## Excerpted records
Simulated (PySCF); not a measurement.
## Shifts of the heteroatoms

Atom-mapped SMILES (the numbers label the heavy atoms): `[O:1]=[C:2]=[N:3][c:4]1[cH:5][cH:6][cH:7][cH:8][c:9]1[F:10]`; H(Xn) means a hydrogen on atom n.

## Assigned task
All records shown above must be set down again verbatim.

## Problem solution
Simulated (PySCF); not a measurement.
## Shifts of the heteroatoms

Atom-mapped SMILES (the numbers label the heavy atoms): `[O:1]=[C:2]=[N:3][c:4]1[cH:5][cH:6][cH:7][cH:8][c:9]1[F:10]`; H(Xn) means a hydrogen on atom n.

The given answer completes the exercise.